■ **Assignment**:
Could you output the complete listing given below exactly?

********************
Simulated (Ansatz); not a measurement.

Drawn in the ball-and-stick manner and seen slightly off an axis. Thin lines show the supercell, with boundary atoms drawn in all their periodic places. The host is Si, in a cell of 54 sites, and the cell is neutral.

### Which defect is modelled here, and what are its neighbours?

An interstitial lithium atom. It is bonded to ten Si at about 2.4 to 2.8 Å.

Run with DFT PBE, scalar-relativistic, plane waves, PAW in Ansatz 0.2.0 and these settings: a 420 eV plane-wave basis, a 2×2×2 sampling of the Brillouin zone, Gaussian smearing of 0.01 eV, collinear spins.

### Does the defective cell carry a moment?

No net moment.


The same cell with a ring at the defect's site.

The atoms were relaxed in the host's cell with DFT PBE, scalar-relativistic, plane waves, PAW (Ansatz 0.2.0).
********************

■ **Exercise solution**:
Simulated (Ansatz); not a measurement.

Drawn in the ball-and-stick manner and seen slightly off an axis. Thin lines show the supercell, with boundary atoms drawn in all their periodic places. The host is Si, in a cell of 54 sites, and the cell is neutral.

### Which defect is modelled here, and what are its neighbours?

An interstitial lithium atom. It is bonded to ten Si at about 2.4 to 2.8 Å.

Run with DFT PBE, scalar-relativistic, plane waves, PAW in Ansatz 0.2.0 and these settings: a 420 eV plane-wave basis, a 2×2×2 sampling of the Brillouin zone, Gaussian smearing of 0.01 eV, collinear spins.

### Does the defective cell carry a moment?

No net moment.


The same cell with a ring at the defect's site.

The atoms were relaxed in the host's cell with DFT PBE, scalar-relativistic, plane waves, PAW (Ansatz 0.2.0).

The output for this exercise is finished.